- _Activity_: A complete, exact copy of the records below is the required result.

- _Source data_:
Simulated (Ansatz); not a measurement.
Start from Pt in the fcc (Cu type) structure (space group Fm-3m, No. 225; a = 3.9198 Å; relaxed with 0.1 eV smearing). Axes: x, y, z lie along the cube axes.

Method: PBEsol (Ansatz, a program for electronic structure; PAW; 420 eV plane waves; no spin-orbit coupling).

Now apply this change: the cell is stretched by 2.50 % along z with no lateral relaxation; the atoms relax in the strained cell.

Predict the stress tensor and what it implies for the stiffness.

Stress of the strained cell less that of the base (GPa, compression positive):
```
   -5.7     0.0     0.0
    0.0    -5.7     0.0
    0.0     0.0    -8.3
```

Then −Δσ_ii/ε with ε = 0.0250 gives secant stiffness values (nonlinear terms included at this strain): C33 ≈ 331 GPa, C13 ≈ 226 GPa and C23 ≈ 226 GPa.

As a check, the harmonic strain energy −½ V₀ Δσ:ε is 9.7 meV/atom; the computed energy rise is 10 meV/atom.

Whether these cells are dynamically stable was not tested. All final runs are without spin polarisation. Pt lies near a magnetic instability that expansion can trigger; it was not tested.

- _Exercise solution_:
Simulated (Ansatz); not a measurement.
Start from Pt in the fcc (Cu type) structure (space group Fm-3m, No. 225; a = 3.9198 Å; relaxed with 0.1 eV smearing). Axes: x, y, z lie along the cube axes.

Method: PBEsol (Ansatz, a program for electronic structure; PAW; 420 eV plane waves; no spin-orbit coupling).

Now apply this change: the cell is stretched by 2.50 % along z with no lateral relaxation; the atoms relax in the strained cell.

Predict the stress tensor and what it implies for the stiffness.

Stress of the strained cell less that of the base (GPa, compression positive):
```
   -5.7     0.0     0.0
    0.0    -5.7     0.0
    0.0     0.0    -8.3
```

Then −Δσ_ii/ε with ε = 0.0250 gives secant stiffness values (nonlinear terms included at this strain): C33 ≈ 331 GPa, C13 ≈ 226 GPa and C23 ≈ 226 GPa.

As a check, the harmonic strain energy −½ V₀ Δσ:ε is 9.7 meV/atom; the computed energy rise is 10 meV/atom.

Whether these cells are dynamically stable was not tested. All final runs are without spin polarisation. Pt lies near a magnetic instability that expansion can trigger; it was not tested.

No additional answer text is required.